## Work task
With both ends included, transcribe exactly the records below from their first line to the line that contains "The pressure is".

-- Opening Marker --

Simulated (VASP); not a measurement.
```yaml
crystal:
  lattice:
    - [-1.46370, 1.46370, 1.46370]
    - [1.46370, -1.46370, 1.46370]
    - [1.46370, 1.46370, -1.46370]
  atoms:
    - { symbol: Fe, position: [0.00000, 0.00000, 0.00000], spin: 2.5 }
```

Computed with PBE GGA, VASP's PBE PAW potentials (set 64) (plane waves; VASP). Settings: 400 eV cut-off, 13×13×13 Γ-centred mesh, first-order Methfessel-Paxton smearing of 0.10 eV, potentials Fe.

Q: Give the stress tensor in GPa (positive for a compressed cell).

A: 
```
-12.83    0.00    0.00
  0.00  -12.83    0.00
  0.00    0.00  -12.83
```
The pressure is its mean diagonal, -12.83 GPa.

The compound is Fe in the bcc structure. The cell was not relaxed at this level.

-- Closing Marker --

## Exercise output
Simulated (VASP); not a measurement.
```yaml
crystal:
  lattice:
    - [-1.46370, 1.46370, 1.46370]
    - [1.46370, -1.46370, 1.46370]
    - [1.46370, 1.46370, -1.46370]
  atoms:
    - { symbol: Fe, position: [0.00000, 0.00000, 0.00000], spin: 2.5 }
```

Computed with PBE GGA, VASP's PBE PAW potentials (set 64) (plane waves; VASP). Settings: 400 eV cut-off, 13×13×13 Γ-centred mesh, first-order Methfessel-Paxton smearing of 0.10 eV, potentials Fe.

Q: Give the stress tensor in GPa (positive for a compressed cell).

A: 
```
-12.83    0.00    0.00
  0.00  -12.83    0.00
  0.00    0.00  -12.83
```
The pressure is its mean diagonal, -12.83 GPa.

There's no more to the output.